> _DATA EXCERPTS_
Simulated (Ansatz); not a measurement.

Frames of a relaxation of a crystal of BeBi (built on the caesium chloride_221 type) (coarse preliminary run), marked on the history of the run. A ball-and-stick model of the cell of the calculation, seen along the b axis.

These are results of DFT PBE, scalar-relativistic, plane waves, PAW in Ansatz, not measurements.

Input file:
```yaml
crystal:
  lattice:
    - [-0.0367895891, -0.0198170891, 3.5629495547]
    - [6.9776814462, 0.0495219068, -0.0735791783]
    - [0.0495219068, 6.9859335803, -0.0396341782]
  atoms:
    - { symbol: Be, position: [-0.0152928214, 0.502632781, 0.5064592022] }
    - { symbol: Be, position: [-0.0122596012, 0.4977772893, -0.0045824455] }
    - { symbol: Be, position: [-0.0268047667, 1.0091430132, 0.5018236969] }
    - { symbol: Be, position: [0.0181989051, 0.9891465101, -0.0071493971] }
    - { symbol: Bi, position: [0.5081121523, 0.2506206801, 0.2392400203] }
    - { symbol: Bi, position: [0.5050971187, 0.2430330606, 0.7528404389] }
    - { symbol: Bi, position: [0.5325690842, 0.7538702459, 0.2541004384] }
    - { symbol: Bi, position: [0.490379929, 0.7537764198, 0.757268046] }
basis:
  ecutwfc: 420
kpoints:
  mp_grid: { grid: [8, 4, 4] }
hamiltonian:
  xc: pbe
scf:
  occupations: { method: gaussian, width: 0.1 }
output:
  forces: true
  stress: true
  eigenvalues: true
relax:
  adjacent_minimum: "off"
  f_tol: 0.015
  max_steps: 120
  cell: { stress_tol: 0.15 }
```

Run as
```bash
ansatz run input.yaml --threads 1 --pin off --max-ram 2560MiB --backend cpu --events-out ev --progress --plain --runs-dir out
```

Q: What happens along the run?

> _WORK TASK_
What you output must be the lines from the opening of the material above up to and including the line with "Frames of a", reproduced exactly.

> _WRITTEN SOLUTION_
Simulated (Ansatz); not a measurement.

Frames of a relaxation of a crystal of BeBi (built on the caesium chloride_221 type) (coarse preliminary run), marked on the history of the run. A ball-and-stick model of the cell of the calculation, seen along the b axis.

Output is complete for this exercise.